## [RAW DATA]
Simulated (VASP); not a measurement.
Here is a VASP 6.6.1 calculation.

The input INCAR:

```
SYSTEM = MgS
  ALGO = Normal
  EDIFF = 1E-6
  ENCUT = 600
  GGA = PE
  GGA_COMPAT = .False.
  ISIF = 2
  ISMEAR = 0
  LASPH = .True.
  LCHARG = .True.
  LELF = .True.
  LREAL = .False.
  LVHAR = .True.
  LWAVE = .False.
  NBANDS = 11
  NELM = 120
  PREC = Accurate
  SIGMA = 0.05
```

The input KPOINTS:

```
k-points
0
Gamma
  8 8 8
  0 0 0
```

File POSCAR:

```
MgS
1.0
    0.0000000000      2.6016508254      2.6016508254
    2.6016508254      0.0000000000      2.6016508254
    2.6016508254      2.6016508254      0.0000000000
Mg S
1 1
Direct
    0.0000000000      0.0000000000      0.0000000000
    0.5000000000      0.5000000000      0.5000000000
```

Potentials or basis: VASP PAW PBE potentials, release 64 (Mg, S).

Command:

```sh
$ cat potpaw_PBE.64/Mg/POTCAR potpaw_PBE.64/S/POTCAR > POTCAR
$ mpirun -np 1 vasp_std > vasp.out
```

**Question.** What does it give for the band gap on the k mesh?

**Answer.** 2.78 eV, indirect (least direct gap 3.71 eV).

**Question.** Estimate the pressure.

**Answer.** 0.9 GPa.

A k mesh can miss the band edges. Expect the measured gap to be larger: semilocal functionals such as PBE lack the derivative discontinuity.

## [REQUIREMENT]
Return nothing but the lines from the top of the records above through the line that has "Potentials or basis: VASP". Keep each one exact.

## [WRITTEN REPLY]
Simulated (VASP); not a measurement.
Here is a VASP 6.6.1 calculation.

The input INCAR:

```
SYSTEM = MgS
  ALGO = Normal
  EDIFF = 1E-6
  ENCUT = 600
  GGA = PE
  GGA_COMPAT = .False.
  ISIF = 2
  ISMEAR = 0
  LASPH = .True.
  LCHARG = .True.
  LELF = .True.
  LREAL = .False.
  LVHAR = .True.
  LWAVE = .False.
  NBANDS = 11
  NELM = 120
  PREC = Accurate
  SIGMA = 0.05
```

The input KPOINTS:

```
k-points
0
Gamma
  8 8 8
  0 0 0
```

File POSCAR:

```
MgS
1.0
    0.0000000000      2.6016508254      2.6016508254
    2.6016508254      0.0000000000      2.6016508254
    2.6016508254      2.6016508254      0.0000000000
Mg S
1 1
Direct
    0.0000000000      0.0000000000      0.0000000000
    0.5000000000      0.5000000000      0.5000000000
```

Potentials or basis: VASP PAW PBE potentials, release 64 (Mg, S).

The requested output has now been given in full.